**Brief**
Transcribe exactly each line of the entries, from the opening line to the line with "5.48 | 21 s |", with both of those lines included.

**Given data**
-*-
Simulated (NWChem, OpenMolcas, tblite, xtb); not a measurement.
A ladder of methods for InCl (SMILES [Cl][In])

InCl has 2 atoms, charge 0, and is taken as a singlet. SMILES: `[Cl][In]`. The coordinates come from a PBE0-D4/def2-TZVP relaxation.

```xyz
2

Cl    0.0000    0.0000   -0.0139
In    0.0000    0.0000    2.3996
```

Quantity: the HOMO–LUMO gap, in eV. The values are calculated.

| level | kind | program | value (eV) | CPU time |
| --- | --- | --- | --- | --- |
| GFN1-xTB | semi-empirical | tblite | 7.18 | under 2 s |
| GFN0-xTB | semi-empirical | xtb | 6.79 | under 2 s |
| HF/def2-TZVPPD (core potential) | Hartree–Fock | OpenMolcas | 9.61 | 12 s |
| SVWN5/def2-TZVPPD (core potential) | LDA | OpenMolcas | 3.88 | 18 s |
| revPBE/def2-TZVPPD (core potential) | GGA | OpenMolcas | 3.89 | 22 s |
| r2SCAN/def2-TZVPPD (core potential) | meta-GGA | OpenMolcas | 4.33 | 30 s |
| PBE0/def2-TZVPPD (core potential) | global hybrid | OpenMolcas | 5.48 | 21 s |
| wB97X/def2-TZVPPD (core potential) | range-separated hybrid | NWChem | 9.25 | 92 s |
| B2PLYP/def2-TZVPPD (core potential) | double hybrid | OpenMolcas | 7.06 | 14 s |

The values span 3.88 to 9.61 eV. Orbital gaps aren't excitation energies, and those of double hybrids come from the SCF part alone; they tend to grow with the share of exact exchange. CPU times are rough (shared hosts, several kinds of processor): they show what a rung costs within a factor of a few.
-*-

**Answer area**
Simulated (NWChem, OpenMolcas, tblite, xtb); not a measurement.
A ladder of methods for InCl (SMILES [Cl][In])

InCl has 2 atoms, charge 0, and is taken as a singlet. SMILES: `[Cl][In]`. The coordinates come from a PBE0-D4/def2-TZVP relaxation.

```xyz
2

Cl    0.0000    0.0000   -0.0139
In    0.0000    0.0000    2.3996
```

Quantity: the HOMO–LUMO gap, in eV. The values are calculated.

| level | kind | program | value (eV) | CPU time |
| --- | --- | --- | --- | --- |
| GFN1-xTB | semi-empirical | tblite | 7.18 | under 2 s |
| GFN0-xTB | semi-empirical | xtb | 6.79 | under 2 s |
| HF/def2-TZVPPD (core potential) | Hartree–Fock | OpenMolcas | 9.61 | 12 s |
| SVWN5/def2-TZVPPD (core potential) | LDA | OpenMolcas | 3.88 | 18 s |
| revPBE/def2-TZVPPD (core potential) | GGA | OpenMolcas | 3.89 | 22 s |
| r2SCAN/def2-TZVPPD (core potential) | meta-GGA | OpenMolcas | 4.33 | 30 s |
| PBE0/def2-TZVPPD (core potential) | global hybrid | OpenMolcas | 5.48 | 21 s |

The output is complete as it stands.